■ Work item
Please retype all of the data below, word for word.

(Data shown Opens)
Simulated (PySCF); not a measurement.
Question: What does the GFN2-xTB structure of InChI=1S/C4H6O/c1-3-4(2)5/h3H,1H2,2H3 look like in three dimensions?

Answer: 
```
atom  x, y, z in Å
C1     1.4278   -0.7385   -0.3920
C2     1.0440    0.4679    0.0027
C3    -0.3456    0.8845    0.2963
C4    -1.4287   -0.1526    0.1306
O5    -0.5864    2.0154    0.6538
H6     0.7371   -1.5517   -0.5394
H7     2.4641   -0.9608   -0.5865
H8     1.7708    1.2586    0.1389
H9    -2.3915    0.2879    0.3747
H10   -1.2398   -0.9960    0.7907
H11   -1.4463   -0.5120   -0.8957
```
(Data shown Closes)

■ Reply
Simulated (PySCF); not a measurement.
Question: What does the GFN2-xTB structure of InChI=1S/C4H6O/c1-3-4(2)5/h3H,1H2,2H3 look like in three dimensions?

Answer: 
```
atom  x, y, z in Å
C1     1.4278   -0.7385   -0.3920
C2     1.0440    0.4679    0.0027
C3    -0.3456    0.8845    0.2963
C4    -1.4287   -0.1526    0.1306
O5    -0.5864    2.0154    0.6538
H6     0.7371   -1.5517   -0.5394
H7     2.4641   -0.9608   -0.5865
H8     1.7708    1.2586    0.1389
H9    -2.3915    0.2879    0.3747
H10   -1.2398   -0.9960    0.7907
H11   -1.4463   -0.5120   -0.8957
```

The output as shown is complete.